###

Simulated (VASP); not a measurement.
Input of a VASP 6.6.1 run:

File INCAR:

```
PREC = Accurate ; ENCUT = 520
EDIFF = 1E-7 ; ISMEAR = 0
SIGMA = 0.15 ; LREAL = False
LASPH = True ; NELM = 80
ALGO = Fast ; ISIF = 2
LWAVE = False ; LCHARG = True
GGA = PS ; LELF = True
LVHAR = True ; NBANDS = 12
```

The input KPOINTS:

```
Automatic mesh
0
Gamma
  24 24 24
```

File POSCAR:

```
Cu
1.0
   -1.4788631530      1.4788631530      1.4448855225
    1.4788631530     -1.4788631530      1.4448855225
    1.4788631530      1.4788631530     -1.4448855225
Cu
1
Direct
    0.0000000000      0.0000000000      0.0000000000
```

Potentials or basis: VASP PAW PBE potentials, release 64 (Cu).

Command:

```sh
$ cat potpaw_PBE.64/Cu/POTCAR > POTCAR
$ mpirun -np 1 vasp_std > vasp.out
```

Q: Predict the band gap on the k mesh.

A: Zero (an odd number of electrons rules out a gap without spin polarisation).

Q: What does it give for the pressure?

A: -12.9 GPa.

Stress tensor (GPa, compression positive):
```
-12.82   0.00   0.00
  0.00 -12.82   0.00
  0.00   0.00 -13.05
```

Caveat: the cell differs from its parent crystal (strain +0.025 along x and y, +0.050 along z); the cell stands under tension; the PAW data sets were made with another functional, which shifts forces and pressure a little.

###

Brief: Restate every record verbatim.

Worked solution:
Simulated (VASP); not a measurement.
Input of a VASP 6.6.1 run:

File INCAR:

```
PREC = Accurate ; ENCUT = 520
EDIFF = 1E-7 ; ISMEAR = 0
SIGMA = 0.15 ; LREAL = False
LASPH = True ; NELM = 80
ALGO = Fast ; ISIF = 2
LWAVE = False ; LCHARG = True
GGA = PS ; LELF = True
LVHAR = True ; NBANDS = 12
```

The input KPOINTS:

```
Automatic mesh
0
Gamma
  24 24 24
```

File POSCAR:

```
Cu
1.0
   -1.4788631530      1.4788631530      1.4448855225
    1.4788631530     -1.4788631530      1.4448855225
    1.4788631530      1.4788631530     -1.4448855225
Cu
1
Direct
    0.0000000000      0.0000000000      0.0000000000
```

Potentials or basis: VASP PAW PBE potentials, release 64 (Cu).

Command:

```sh
$ cat potpaw_PBE.64/Cu/POTCAR > POTCAR
$ mpirun -np 1 vasp_std > vasp.out
```

Q: Predict the band gap on the k mesh.

A: Zero (an odd number of electrons rules out a gap without spin polarisation).

Q: What does it give for the pressure?

A: -12.9 GPa.

Stress tensor (GPa, compression positive):
```
-12.82   0.00   0.00
  0.00 -12.82   0.00
  0.00   0.00 -13.05
```

Caveat: the cell differs from its parent crystal (strain +0.025 along x and y, +0.050 along z); the cell stands under tension; the PAW data sets were made with another functional, which shifts forces and pressure a little.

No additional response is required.